Assignment:
Nothing should differ between your output and the entries below.

Source information:
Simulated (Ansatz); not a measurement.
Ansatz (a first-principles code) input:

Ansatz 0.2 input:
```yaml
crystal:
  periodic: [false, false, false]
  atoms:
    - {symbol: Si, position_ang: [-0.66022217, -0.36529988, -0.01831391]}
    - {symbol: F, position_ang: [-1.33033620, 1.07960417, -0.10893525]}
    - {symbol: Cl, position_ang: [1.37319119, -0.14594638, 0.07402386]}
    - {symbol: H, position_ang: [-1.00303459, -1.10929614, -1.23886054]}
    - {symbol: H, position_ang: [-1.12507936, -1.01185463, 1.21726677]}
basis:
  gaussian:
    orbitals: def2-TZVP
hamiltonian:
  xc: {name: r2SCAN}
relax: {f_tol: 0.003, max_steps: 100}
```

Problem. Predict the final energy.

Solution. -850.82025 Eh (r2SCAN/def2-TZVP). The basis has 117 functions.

Written response:
Simulated (Ansatz); not a measurement.
Ansatz (a first-principles code) input:

Ansatz 0.2 input:
```yaml
crystal:
  periodic: [false, false, false]
  atoms:
    - {symbol: Si, position_ang: [-0.66022217, -0.36529988, -0.01831391]}
    - {symbol: F, position_ang: [-1.33033620, 1.07960417, -0.10893525]}
    - {symbol: Cl, position_ang: [1.37319119, -0.14594638, 0.07402386]}
    - {symbol: H, position_ang: [-1.00303459, -1.10929614, -1.23886054]}
    - {symbol: H, position_ang: [-1.12507936, -1.01185463, 1.21726677]}
basis:
  gaussian:
    orbitals: def2-TZVP
hamiltonian:
  xc: {name: r2SCAN}
relax: {f_tol: 0.003, max_steps: 100}
```

Problem. Predict the final energy.

Solution. -850.82025 Eh (r2SCAN/def2-TZVP). The basis has 117 functions.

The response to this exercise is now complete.